## Work request
Exactly as they appear, set down all the lines of the material.

## Source information
*** Block opens ***

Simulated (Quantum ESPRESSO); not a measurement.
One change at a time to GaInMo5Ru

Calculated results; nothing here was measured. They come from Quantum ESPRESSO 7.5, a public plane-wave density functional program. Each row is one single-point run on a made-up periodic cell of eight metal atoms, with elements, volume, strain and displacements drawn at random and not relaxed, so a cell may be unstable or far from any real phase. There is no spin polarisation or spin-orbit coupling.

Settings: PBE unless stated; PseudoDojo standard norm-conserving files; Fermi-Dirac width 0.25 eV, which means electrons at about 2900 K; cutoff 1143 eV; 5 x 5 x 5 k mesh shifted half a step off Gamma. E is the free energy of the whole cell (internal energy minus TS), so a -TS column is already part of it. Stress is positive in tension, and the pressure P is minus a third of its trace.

*** Block closes ***

## Result
Simulated (Quantum ESPRESSO); not a measurement.
One change at a time to GaInMo5Ru

Calculated results; nothing here was measured. They come from Quantum ESPRESSO 7.5, a public plane-wave density functional program. Each row is one single-point run on a made-up periodic cell of eight metal atoms, with elements, volume, strain and displacements drawn at random and not relaxed, so a cell may be unstable or far from any real phase. There is no spin polarisation or spin-orbit coupling.

Settings: PBE unless stated; PseudoDojo standard norm-conserving files; Fermi-Dirac width 0.25 eV, which means electrons at about 2900 K; cutoff 1143 eV; 5 x 5 x 5 k mesh shifted half a step off Gamma. E is the free energy of the whole cell (internal energy minus TS), so a -TS column is already part of it. Stress is positive in tension, and the pressure P is minus a third of its trace.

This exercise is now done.